ASSIGNED TASK: Only the lines from the start of the data through the one containing "One way to write" belong in your answer; return them exactly.

GIVEN INFORMATION Block Start
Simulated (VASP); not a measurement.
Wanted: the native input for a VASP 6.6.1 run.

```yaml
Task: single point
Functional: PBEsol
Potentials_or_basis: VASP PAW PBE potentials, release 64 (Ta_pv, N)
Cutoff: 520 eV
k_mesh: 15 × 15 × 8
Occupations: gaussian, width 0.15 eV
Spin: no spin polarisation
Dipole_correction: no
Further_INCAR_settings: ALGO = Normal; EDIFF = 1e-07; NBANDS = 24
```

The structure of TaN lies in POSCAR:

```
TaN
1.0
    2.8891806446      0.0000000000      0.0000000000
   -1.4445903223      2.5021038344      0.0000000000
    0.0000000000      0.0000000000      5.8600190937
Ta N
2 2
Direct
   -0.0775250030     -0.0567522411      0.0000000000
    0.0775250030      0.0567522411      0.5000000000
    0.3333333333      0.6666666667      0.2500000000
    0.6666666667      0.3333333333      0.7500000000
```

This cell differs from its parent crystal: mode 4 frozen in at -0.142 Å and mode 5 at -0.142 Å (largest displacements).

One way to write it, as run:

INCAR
GIVEN INFORMATION Block End

EXERCISE ANSWER:
Simulated (VASP); not a measurement.
Wanted: the native input for a VASP 6.6.1 run.

```yaml
Task: single point
Functional: PBEsol
Potentials_or_basis: VASP PAW PBE potentials, release 64 (Ta_pv, N)
Cutoff: 520 eV
k_mesh: 15 × 15 × 8
Occupations: gaussian, width 0.15 eV
Spin: no spin polarisation
Dipole_correction: no
Further_INCAR_settings: ALGO = Normal; EDIFF = 1e-07; NBANDS = 24
```

The structure of TaN lies in POSCAR:

```
TaN
1.0
    2.8891806446      0.0000000000      0.0000000000
   -1.4445903223      2.5021038344      0.0000000000
    0.0000000000      0.0000000000      5.8600190937
Ta N
2 2
Direct
   -0.0775250030     -0.0567522411      0.0000000000
    0.0775250030      0.0567522411      0.5000000000
    0.3333333333      0.6666666667      0.2500000000
    0.6666666667      0.3333333333      0.7500000000
```

This cell differs from its parent crystal: mode 4 frozen in at -0.142 Å and mode 5 at -0.142 Å (largest displacements).

One way to write it, as run:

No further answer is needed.